▶ **SOURCE MATERIAL**:
========================================================================

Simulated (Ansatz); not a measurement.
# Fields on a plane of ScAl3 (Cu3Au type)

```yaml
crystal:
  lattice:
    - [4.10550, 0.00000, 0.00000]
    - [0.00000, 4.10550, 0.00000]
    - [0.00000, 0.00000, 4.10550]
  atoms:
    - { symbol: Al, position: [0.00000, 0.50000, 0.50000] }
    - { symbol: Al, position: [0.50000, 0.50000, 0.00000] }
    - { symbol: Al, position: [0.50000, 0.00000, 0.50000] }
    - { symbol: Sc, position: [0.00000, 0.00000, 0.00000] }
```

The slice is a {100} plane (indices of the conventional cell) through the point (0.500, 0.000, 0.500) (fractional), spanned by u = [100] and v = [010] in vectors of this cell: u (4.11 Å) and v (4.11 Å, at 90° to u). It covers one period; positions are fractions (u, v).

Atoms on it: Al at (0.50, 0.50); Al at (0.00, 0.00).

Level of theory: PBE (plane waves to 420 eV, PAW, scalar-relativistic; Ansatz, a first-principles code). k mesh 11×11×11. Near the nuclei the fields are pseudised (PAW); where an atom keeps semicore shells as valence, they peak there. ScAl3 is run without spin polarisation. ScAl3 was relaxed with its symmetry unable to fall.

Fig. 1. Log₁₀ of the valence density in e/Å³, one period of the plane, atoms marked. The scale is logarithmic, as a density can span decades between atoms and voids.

========================================================================

▶ **ASSIGNMENT**: Everything in the data must be repeated exactly; leave no line out.

▶ **YOUR RESPONSE**:
Simulated (Ansatz); not a measurement.
# Fields on a plane of ScAl3 (Cu3Au type)

```yaml
crystal:
  lattice:
    - [4.10550, 0.00000, 0.00000]
    - [0.00000, 4.10550, 0.00000]
    - [0.00000, 0.00000, 4.10550]
  atoms:
    - { symbol: Al, position: [0.00000, 0.50000, 0.50000] }
    - { symbol: Al, position: [0.50000, 0.50000, 0.00000] }
    - { symbol: Al, position: [0.50000, 0.00000, 0.50000] }
    - { symbol: Sc, position: [0.00000, 0.00000, 0.00000] }
```

The slice is a {100} plane (indices of the conventional cell) through the point (0.500, 0.000, 0.500) (fractional), spanned by u = [100] and v = [010] in vectors of this cell: u (4.11 Å) and v (4.11 Å, at 90° to u). It covers one period; positions are fractions (u, v).

Atoms on it: Al at (0.50, 0.50); Al at (0.00, 0.00).

Level of theory: PBE (plane waves to 420 eV, PAW, scalar-relativistic; Ansatz, a first-principles code). k mesh 11×11×11. Near the nuclei the fields are pseudised (PAW); where an atom keeps semicore shells as valence, they peak there. ScAl3 is run without spin polarisation. ScAl3 was relaxed with its symmetry unable to fall.

Fig. 1. Log₁₀ of the valence density in e/Å³, one period of the plane, atoms marked. The scale is logarithmic, as a density can span decades between atoms and voids.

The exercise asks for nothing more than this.